* BRIEF:
Restate word for word the lines that begin the listing and end with the line holding "Task: Rank by HOMO–LUMO gap, lowest first.".

┌──

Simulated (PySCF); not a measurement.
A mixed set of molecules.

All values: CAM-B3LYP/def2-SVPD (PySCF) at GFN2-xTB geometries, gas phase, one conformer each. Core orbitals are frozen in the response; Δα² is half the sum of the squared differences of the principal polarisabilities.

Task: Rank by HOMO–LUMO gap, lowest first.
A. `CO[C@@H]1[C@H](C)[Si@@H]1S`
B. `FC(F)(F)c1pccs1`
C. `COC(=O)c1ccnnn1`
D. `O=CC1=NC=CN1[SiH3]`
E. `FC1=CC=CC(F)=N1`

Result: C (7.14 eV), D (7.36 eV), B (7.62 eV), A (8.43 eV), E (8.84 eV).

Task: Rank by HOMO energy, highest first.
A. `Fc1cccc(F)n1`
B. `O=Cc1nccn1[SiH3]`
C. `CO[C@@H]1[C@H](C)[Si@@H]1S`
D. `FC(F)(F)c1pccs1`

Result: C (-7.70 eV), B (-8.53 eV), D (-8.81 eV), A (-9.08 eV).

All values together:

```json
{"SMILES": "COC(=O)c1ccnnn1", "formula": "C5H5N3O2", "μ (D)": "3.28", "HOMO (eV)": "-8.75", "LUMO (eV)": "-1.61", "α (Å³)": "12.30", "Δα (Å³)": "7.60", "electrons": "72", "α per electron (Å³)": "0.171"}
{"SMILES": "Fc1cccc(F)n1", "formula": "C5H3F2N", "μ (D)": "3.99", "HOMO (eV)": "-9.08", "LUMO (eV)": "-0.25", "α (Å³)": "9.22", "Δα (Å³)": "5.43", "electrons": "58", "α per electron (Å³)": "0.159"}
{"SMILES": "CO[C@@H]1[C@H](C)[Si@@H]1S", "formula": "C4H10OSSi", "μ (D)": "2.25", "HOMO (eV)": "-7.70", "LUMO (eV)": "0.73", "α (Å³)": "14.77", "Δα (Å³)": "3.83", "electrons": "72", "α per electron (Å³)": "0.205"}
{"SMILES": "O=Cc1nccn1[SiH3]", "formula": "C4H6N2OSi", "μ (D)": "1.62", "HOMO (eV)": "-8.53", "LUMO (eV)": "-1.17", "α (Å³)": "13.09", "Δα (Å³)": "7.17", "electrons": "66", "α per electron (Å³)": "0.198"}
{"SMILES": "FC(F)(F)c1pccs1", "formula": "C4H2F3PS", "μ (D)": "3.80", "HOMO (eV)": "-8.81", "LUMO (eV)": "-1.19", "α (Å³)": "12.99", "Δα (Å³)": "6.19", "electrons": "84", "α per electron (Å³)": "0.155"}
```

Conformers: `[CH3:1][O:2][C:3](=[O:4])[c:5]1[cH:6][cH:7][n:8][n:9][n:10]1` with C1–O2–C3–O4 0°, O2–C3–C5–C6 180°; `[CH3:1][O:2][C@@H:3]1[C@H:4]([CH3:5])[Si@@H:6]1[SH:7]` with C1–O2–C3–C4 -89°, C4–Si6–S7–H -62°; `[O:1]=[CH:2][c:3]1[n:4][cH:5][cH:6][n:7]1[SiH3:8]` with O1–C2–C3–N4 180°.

└──

* WRITTEN RESPONSE:
Simulated (PySCF); not a measurement.
A mixed set of molecules.

All values: CAM-B3LYP/def2-SVPD (PySCF) at GFN2-xTB geometries, gas phase, one conformer each. Core orbitals are frozen in the response; Δα² is half the sum of the squared differences of the principal polarisabilities.

Task: Rank by HOMO–LUMO gap, lowest first.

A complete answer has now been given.